Assigned task:
Lines from the first one down to the one containing "Solution. Band gap" in the data below are the only ones needed; please return them exactly, both ends included.

Supplied data:
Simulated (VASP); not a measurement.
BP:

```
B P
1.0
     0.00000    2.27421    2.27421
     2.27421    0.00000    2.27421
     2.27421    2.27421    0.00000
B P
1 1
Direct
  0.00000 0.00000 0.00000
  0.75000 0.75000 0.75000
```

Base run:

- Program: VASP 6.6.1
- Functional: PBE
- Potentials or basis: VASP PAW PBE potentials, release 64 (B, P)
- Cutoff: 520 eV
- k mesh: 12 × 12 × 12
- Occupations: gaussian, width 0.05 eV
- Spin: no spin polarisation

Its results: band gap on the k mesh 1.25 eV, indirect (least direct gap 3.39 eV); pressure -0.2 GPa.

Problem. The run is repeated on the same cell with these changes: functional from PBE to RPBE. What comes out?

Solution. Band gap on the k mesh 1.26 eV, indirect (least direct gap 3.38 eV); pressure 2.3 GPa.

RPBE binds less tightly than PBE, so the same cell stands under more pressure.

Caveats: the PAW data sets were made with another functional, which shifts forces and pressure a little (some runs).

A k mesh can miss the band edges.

Problem solution:
Simulated (VASP); not a measurement.
BP:

```
B P
1.0
     0.00000    2.27421    2.27421
     2.27421    0.00000    2.27421
     2.27421    2.27421    0.00000
B P
1 1
Direct
  0.00000 0.00000 0.00000
  0.75000 0.75000 0.75000
```

Base run:

- Program: VASP 6.6.1
- Functional: PBE
- Potentials or basis: VASP PAW PBE potentials, release 64 (B, P)
- Cutoff: 520 eV
- k mesh: 12 × 12 × 12
- Occupations: gaussian, width 0.05 eV
- Spin: no spin polarisation

Its results: band gap on the k mesh 1.25 eV, indirect (least direct gap 3.39 eV); pressure -0.2 GPa.

Problem. The run is repeated on the same cell with these changes: functional from PBE to RPBE. What comes out?

Solution. Band gap on the k mesh 1.26 eV, indirect (least direct gap 3.38 eV); pressure 2.3 GPa.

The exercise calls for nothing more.